-- Opening Marker --

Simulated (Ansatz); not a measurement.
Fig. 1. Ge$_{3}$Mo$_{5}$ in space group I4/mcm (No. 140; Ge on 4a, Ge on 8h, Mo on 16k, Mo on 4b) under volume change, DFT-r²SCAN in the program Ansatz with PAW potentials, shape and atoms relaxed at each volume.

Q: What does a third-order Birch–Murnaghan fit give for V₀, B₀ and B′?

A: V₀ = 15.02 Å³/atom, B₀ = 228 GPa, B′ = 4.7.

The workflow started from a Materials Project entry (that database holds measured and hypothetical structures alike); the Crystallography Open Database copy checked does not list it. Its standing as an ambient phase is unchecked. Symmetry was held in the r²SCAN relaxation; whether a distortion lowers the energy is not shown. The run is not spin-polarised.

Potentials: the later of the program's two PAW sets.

-- Closing Marker --

◆ **ACTIVITY**:
Write out, unaltered, the lines from the opening of the listing through the line that includes "at each volume.".

◆ **ANSWER AREA**:
Simulated (Ansatz); not a measurement.
Fig. 1. Ge$_{3}$Mo$_{5}$ in space group I4/mcm (No. 140; Ge on 4a, Ge on 8h, Mo on 16k, Mo on 4b) under volume change, DFT-r²SCAN in the program Ansatz with PAW potentials, shape and atoms relaxed at each volume.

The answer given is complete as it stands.